ACTION ITEM -
Retype each line below without a single alteration.

········

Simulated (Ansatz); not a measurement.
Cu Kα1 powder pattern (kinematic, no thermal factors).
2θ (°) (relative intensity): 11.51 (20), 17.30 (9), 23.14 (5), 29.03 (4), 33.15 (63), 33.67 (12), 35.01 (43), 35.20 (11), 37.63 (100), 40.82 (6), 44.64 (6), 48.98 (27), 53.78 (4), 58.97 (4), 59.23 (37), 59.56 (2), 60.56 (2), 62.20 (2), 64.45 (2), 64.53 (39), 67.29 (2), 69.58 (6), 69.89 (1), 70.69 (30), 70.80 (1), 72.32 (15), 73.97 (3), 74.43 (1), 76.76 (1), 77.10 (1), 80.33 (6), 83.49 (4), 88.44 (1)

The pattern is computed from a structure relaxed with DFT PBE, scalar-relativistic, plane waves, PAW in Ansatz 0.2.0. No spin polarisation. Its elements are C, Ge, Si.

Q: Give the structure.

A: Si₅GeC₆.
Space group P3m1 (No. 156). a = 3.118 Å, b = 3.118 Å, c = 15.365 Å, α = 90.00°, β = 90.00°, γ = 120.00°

········

EXERCISE RESPONSE -
Simulated (Ansatz); not a measurement.
Cu Kα1 powder pattern (kinematic, no thermal factors).
2θ (°) (relative intensity): 11.51 (20), 17.30 (9), 23.14 (5), 29.03 (4), 33.15 (63), 33.67 (12), 35.01 (43), 35.20 (11), 37.63 (100), 40.82 (6), 44.64 (6), 48.98 (27), 53.78 (4), 58.97 (4), 59.23 (37), 59.56 (2), 60.56 (2), 62.20 (2), 64.45 (2), 64.53 (39), 67.29 (2), 69.58 (6), 69.89 (1), 70.69 (30), 70.80 (1), 72.32 (15), 73.97 (3), 74.43 (1), 76.76 (1), 77.10 (1), 80.33 (6), 83.49 (4), 88.44 (1)

The pattern is computed from a structure relaxed with DFT PBE, scalar-relativistic, plane waves, PAW in Ansatz 0.2.0. No spin polarisation. Its elements are C, Ge, Si.

Q: Give the structure.

A: Si₅GeC₆.
Space group P3m1 (No. 156). a = 3.118 Å, b = 3.118 Å, c = 15.365 Å, α = 90.00°, β = 90.00°, γ = 120.00°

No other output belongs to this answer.